* [ASSIGNED TASK]:
Key in the whole listing below again, keeping every word as it is.

* [DATASET CONTENT]:
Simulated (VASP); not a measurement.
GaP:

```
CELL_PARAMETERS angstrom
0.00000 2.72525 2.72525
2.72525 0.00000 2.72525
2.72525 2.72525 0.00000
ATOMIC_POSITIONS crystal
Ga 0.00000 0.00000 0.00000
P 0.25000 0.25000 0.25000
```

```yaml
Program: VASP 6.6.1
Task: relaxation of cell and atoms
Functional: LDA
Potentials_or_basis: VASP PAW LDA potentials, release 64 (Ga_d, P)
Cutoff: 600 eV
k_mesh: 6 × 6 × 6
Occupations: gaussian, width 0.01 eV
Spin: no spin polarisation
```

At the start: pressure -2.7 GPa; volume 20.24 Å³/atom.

* [ANSWER BOX]:
Simulated (VASP); not a measurement.
GaP:

```
CELL_PARAMETERS angstrom
0.00000 2.72525 2.72525
2.72525 0.00000 2.72525
2.72525 2.72525 0.00000
ATOMIC_POSITIONS crystal
Ga 0.00000 0.00000 0.00000
P 0.25000 0.25000 0.25000
```

```yaml
Program: VASP 6.6.1
Task: relaxation of cell and atoms
Functional: LDA
Potentials_or_basis: VASP PAW LDA potentials, release 64 (Ga_d, P)
Cutoff: 600 eV
k_mesh: 6 × 6 × 6
Occupations: gaussian, width 0.01 eV
Spin: no spin polarisation
```

At the start: pressure -2.7 GPa; volume 20.24 Å³/atom.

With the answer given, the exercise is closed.